→ Work item: Copy each line below without leaving any out.

→ Material shown:
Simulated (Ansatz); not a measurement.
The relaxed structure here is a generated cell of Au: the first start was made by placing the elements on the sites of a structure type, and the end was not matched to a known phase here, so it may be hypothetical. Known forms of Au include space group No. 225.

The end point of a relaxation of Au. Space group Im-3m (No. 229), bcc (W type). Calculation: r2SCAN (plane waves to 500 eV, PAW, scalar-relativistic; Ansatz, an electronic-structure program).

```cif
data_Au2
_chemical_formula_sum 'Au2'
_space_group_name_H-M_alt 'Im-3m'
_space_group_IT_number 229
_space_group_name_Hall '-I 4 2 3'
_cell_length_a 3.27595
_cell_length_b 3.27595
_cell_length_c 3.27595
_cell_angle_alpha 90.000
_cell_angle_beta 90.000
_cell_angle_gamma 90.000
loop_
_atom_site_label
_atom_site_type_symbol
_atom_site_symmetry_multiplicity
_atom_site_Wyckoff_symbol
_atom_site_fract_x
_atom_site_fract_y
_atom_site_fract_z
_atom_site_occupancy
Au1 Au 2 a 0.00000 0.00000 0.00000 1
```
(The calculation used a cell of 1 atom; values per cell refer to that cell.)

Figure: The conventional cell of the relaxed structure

→ Response:
Simulated (Ansatz); not a measurement.
The relaxed structure here is a generated cell of Au: the first start was made by placing the elements on the sites of a structure type, and the end was not matched to a known phase here, so it may be hypothetical. Known forms of Au include space group No. 225.

The end point of a relaxation of Au. Space group Im-3m (No. 229), bcc (W type). Calculation: r2SCAN (plane waves to 500 eV, PAW, scalar-relativistic; Ansatz, an electronic-structure program).

```cif
data_Au2
_chemical_formula_sum 'Au2'
_space_group_name_H-M_alt 'Im-3m'
_space_group_IT_number 229
_space_group_name_Hall '-I 4 2 3'
_cell_length_a 3.27595
_cell_length_b 3.27595
_cell_length_c 3.27595
_cell_angle_alpha 90.000
_cell_angle_beta 90.000
_cell_angle_gamma 90.000
loop_
_atom_site_label
_atom_site_type_symbol
_atom_site_symmetry_multiplicity
_atom_site_Wyckoff_symbol
_atom_site_fract_x
_atom_site_fract_y
_atom_site_fract_z
_atom_site_occupancy
Au1 Au 2 a 0.00000 0.00000 0.00000 1
```
(The calculation used a cell of 1 atom; values per cell refer to that cell.)

Figure: The conventional cell of the relaxed structure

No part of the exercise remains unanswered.